Data provided:
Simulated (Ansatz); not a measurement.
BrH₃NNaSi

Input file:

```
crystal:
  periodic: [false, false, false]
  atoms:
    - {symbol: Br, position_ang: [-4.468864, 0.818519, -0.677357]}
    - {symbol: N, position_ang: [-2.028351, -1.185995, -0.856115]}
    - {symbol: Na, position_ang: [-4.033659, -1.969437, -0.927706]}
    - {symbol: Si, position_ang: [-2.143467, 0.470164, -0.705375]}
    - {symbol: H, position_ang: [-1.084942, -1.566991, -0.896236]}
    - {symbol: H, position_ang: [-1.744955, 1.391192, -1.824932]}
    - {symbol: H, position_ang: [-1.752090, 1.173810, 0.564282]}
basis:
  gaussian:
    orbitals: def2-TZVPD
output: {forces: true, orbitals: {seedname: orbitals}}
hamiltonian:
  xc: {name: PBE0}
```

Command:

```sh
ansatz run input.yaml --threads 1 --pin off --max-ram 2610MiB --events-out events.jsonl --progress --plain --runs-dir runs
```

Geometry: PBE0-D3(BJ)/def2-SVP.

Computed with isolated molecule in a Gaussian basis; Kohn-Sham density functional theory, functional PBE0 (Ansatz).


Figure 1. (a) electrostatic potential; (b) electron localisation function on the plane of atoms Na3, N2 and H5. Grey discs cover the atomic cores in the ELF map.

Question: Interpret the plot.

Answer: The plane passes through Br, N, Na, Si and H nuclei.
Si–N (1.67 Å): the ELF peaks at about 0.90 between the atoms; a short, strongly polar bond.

Work item:
Begin at the line that has "Computed with isolated" in the entries above; stop after the line that has "Answer: The plane". Transcribe exactly those lines and no others.

Task result:
Computed with isolated molecule in a Gaussian basis; Kohn-Sham density functional theory, functional PBE0 (Ansatz).


Figure 1. (a) electrostatic potential; (b) electron localisation function on the plane of atoms Na3, N2 and H5. Grey discs cover the atomic cores in the ELF map.

Question: Interpret the plot.

Answer: The plane passes through Br, N, Na, Si and H nuclei.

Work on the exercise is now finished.